**Work request**. Give the entries again in full. Nothing may be altered.

**Records shown**.
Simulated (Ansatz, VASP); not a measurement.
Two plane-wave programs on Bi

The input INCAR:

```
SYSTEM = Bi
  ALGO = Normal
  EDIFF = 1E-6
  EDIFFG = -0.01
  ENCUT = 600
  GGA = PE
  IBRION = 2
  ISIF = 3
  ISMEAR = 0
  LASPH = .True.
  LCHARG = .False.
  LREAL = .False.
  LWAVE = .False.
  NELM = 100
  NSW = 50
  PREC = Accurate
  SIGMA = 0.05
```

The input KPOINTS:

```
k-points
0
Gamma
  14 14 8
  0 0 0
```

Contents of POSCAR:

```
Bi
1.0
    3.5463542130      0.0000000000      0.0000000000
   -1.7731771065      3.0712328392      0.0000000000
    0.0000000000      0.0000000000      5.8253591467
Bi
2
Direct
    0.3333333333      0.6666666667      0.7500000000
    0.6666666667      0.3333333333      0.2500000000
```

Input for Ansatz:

**Answer section**.
Simulated (Ansatz, VASP); not a measurement.
Two plane-wave programs on Bi

The input INCAR:

```
SYSTEM = Bi
  ALGO = Normal
  EDIFF = 1E-6
  EDIFFG = -0.01
  ENCUT = 600
  GGA = PE
  IBRION = 2
  ISIF = 3
  ISMEAR = 0
  LASPH = .True.
  LCHARG = .False.
  LREAL = .False.
  LWAVE = .False.
  NELM = 100
  NSW = 50
  PREC = Accurate
  SIGMA = 0.05
```

The input KPOINTS:

```
k-points
0
Gamma
  14 14 8
  0 0 0
```

Contents of POSCAR:

```
Bi
1.0
    3.5463542130      0.0000000000      0.0000000000
   -1.7731771065      3.0712328392      0.0000000000
    0.0000000000      0.0000000000      5.8253591467
Bi
2
Direct
    0.3333333333      0.6666666667      0.7500000000
    0.6666666667      0.3333333333      0.2500000000
```

Input for Ansatz:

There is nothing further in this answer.